Requirement. Counting the line with "Molecule: Al2(mu-H)2(F)4, H2Al2F4, singlet." as the last one, copy out the lines of the data exactly from the first onward.

Extracted data.

=== Begin Enclosure ===

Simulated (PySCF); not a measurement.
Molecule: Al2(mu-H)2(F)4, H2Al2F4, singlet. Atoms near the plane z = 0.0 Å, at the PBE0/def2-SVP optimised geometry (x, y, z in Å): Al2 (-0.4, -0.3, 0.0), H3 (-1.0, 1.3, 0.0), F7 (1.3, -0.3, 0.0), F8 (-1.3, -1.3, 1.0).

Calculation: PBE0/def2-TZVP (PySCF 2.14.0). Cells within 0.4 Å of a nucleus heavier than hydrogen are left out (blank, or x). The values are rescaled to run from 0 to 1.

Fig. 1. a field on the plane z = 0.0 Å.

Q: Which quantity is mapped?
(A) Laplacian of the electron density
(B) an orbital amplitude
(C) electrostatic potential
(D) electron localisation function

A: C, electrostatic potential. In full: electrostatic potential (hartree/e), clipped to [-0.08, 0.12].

=== End Enclosure ===

Response area.
Simulated (PySCF); not a measurement.
Molecule: Al2(mu-H)2(F)4, H2Al2F4, singlet. Atoms near the plane z = 0.0 Å, at the PBE0/def2-SVP optimised geometry (x, y, z in Å): Al2 (-0.4, -0.3, 0.0), H3 (-1.0, 1.3, 0.0), F7 (1.3, -0.3, 0.0), F8 (-1.3, -1.3, 1.0).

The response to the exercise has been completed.